THE DATA below:

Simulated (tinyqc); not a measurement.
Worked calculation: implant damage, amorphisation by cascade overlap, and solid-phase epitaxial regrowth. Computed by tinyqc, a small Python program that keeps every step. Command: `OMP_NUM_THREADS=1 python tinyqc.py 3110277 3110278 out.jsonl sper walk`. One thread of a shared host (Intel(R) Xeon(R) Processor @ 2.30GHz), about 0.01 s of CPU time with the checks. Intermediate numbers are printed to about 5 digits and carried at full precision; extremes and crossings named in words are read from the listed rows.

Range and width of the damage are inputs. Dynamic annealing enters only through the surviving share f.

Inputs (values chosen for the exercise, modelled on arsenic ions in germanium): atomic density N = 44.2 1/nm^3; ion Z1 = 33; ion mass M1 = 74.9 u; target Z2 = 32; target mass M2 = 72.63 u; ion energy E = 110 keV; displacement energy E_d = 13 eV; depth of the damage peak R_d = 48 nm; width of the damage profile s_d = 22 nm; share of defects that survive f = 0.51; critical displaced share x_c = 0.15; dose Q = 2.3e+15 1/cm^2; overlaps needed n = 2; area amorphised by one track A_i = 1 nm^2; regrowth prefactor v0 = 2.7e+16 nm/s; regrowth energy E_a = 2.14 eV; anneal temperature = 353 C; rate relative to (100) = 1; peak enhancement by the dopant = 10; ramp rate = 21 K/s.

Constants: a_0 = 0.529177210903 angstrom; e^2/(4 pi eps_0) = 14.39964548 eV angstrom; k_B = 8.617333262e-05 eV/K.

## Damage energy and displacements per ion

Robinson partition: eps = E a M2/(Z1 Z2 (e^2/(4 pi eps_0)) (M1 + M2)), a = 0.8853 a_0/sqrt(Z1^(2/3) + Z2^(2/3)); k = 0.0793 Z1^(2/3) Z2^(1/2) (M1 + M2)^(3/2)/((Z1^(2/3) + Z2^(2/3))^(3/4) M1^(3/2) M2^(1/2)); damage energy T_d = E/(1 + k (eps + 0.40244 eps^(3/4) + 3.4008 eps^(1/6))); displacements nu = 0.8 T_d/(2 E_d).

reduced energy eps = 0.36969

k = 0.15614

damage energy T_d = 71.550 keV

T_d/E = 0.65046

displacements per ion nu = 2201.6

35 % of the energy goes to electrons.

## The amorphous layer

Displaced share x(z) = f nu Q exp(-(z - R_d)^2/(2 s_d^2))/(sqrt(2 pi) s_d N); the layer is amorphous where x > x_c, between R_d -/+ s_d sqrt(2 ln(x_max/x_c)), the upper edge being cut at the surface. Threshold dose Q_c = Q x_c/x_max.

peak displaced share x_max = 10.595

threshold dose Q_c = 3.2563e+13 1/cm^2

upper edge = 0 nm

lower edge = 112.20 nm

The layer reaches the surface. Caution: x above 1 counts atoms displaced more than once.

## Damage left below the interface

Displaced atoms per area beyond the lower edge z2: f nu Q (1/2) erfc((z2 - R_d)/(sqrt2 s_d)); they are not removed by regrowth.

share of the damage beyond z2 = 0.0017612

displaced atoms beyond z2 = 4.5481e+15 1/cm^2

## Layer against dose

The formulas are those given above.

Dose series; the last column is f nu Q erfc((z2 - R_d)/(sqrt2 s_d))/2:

End of THE DATA.

BRIEF => Give again, word for word, the lines of the listing, starting at its first line and ending with the line containing "Range and width".

ANSWER SECTION =>
Simulated (tinyqc); not a measurement.
Worked calculation: implant damage, amorphisation by cascade overlap, and solid-phase epitaxial regrowth. Computed by tinyqc, a small Python program that keeps every step. Command: `OMP_NUM_THREADS=1 python tinyqc.py 3110277 3110278 out.jsonl sper walk`. One thread of a shared host (Intel(R) Xeon(R) Processor @ 2.30GHz), about 0.01 s of CPU time with the checks. Intermediate numbers are printed to about 5 digits and carried at full precision; extremes and crossings named in words are read from the listed rows.

Range and width of the damage are inputs. Dynamic annealing enters only through the surviving share f.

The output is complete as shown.